| BRIEF |
Start with the first line of the data and end with the line that holds "0.90 | 10.51 |"; write out each one exactly.

| PROVIDED MATERIAL |
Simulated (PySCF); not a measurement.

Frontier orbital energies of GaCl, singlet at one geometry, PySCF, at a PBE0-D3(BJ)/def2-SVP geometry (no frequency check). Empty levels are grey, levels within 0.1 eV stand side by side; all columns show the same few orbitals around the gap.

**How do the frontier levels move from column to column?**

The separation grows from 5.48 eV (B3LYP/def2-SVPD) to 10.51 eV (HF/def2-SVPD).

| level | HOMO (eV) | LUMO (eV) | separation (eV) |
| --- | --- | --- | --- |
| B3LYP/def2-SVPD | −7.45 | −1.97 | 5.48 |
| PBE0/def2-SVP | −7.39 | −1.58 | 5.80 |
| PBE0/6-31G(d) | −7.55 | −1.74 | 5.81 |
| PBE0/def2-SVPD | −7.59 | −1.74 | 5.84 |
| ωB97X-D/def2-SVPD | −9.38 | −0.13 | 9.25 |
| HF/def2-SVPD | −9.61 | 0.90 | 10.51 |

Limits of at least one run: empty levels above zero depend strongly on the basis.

| EXERCISE OUTPUT |
Simulated (PySCF); not a measurement.

Frontier orbital energies of GaCl, singlet at one geometry, PySCF, at a PBE0-D3(BJ)/def2-SVP geometry (no frequency check). Empty levels are grey, levels within 0.1 eV stand side by side; all columns show the same few orbitals around the gap.

**How do the frontier levels move from column to column?**

The separation grows from 5.48 eV (B3LYP/def2-SVPD) to 10.51 eV (HF/def2-SVPD).

| level | HOMO (eV) | LUMO (eV) | separation (eV) |
| --- | --- | --- | --- |
| B3LYP/def2-SVPD | −7.45 | −1.97 | 5.48 |
| PBE0/def2-SVP | −7.39 | −1.58 | 5.80 |
| PBE0/6-31G(d) | −7.55 | −1.74 | 5.81 |
| PBE0/def2-SVPD | −7.59 | −1.74 | 5.84 |
| ωB97X-D/def2-SVPD | −9.38 | −0.13 | 9.25 |
| HF/def2-SVPD | −9.61 | 0.90 | 10.51 |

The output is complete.